● Brief: From the first line of the records below through the line containing "The calculation used", copy everything exactly and nothing more.

● Dataset records:
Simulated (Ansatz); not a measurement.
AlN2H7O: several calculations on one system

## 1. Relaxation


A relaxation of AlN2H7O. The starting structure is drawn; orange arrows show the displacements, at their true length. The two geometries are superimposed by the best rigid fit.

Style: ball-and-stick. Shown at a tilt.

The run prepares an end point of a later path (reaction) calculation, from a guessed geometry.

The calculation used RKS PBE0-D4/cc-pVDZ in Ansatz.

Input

● Your solution:
Simulated (Ansatz); not a measurement.
AlN2H7O: several calculations on one system

## 1. Relaxation


A relaxation of AlN2H7O. The starting structure is drawn; orange arrows show the displacements, at their true length. The two geometries are superimposed by the best rigid fit.

Style: ball-and-stick. Shown at a tilt.

The run prepares an end point of a later path (reaction) calculation, from a guessed geometry.

The calculation used RKS PBE0-D4/cc-pVDZ in Ansatz.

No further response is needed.